# Requirement:
Could you write out all of the data again, word for word?

Data extract: Begin

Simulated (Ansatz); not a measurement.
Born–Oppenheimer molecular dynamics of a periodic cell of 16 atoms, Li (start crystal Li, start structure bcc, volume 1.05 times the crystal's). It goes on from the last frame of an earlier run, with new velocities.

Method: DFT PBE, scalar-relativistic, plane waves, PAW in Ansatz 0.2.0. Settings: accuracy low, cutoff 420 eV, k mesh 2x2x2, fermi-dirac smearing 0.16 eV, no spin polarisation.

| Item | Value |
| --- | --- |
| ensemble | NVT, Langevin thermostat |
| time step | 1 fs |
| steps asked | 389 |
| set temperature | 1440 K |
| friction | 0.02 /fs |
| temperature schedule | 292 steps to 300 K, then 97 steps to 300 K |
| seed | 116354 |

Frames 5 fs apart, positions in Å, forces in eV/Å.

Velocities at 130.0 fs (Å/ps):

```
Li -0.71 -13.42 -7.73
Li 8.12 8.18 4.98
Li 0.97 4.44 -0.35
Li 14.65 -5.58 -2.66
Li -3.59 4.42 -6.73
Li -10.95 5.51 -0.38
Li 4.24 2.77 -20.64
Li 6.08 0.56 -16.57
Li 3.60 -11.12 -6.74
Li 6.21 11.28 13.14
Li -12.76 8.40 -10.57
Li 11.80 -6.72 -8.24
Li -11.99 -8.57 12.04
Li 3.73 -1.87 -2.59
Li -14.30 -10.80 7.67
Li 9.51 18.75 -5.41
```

Data extract: End

# Answer space:
Simulated (Ansatz); not a measurement.
Born–Oppenheimer molecular dynamics of a periodic cell of 16 atoms, Li (start crystal Li, start structure bcc, volume 1.05 times the crystal's). It goes on from the last frame of an earlier run, with new velocities.

Method: DFT PBE, scalar-relativistic, plane waves, PAW in Ansatz 0.2.0. Settings: accuracy low, cutoff 420 eV, k mesh 2x2x2, fermi-dirac smearing 0.16 eV, no spin polarisation.

| Item | Value |
| --- | --- |
| ensemble | NVT, Langevin thermostat |
| time step | 1 fs |
| steps asked | 389 |
| set temperature | 1440 K |
| friction | 0.02 /fs |
| temperature schedule | 292 steps to 300 K, then 97 steps to 300 K |
| seed | 116354 |

Frames 5 fs apart, positions in Å, forces in eV/Å.

Velocities at 130.0 fs (Å/ps):

```
Li -0.71 -13.42 -7.73
Li 8.12 8.18 4.98
Li 0.97 4.44 -0.35
Li 14.65 -5.58 -2.66
Li -3.59 4.42 -6.73
Li -10.95 5.51 -0.38
Li 4.24 2.77 -20.64
Li 6.08 0.56 -16.57
Li 3.60 -11.12 -6.74
Li 6.21 11.28 13.14
Li -12.76 8.40 -10.57
Li 11.80 -6.72 -8.24
Li -11.99 -8.57 12.04
Li 3.73 -1.87 -2.59
Li -14.30 -10.80 7.67
Li 9.51 18.75 -5.41
```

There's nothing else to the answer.